Retype only the lines at the head of the records, first through the one with "No measured spectrum", exactly as written.

══════

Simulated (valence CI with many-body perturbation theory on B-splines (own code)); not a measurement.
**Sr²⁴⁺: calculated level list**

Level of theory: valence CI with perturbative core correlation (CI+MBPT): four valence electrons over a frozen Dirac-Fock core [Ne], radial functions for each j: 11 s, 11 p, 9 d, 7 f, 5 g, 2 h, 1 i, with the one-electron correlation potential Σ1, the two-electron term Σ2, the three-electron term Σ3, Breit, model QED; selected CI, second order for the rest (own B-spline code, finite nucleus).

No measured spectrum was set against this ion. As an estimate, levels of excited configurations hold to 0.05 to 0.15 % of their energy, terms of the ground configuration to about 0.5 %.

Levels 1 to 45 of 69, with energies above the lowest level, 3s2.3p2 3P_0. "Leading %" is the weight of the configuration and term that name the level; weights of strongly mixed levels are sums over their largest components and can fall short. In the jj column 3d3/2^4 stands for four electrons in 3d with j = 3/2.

══════

# Task result:
Simulated (valence CI with many-body perturbation theory on B-splines (own code)); not a measurement.
**Sr²⁴⁺: calculated level list**

Level of theory: valence CI with perturbative core correlation (CI+MBPT): four valence electrons over a frozen Dirac-Fock core [Ne], radial functions for each j: 11 s, 11 p, 9 d, 7 f, 5 g, 2 h, 1 i, with the one-electron correlation potential Σ1, the two-electron term Σ2, the three-electron term Σ3, Breit, model QED; selected CI, second order for the rest (own B-spline code, finite nucleus).

No measured spectrum was set against this ion. As an estimate, levels of excited configurations hold to 0.05 to 0.15 % of their energy, terms of the ground configuration to about 0.5 %.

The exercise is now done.